Output the data exactly, with every line intact.

### [Data section]
----------
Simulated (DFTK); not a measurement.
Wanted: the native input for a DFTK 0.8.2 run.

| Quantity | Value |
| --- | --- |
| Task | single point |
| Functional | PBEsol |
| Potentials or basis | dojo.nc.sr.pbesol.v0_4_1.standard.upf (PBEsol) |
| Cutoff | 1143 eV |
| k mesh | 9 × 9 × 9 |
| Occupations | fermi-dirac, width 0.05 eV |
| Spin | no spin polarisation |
----------

### [Answer section]
Simulated (DFTK); not a measurement.
Wanted: the native input for a DFTK 0.8.2 run.

| Quantity | Value |
| --- | --- |
| Task | single point |
| Functional | PBEsol |
| Potentials or basis | dojo.nc.sr.pbesol.v0_4_1.standard.upf (PBEsol) |
| Cutoff | 1143 eV |
| k mesh | 9 × 9 × 9 |
| Occupations | fermi-dirac, width 0.05 eV |
| Spin | no spin polarisation |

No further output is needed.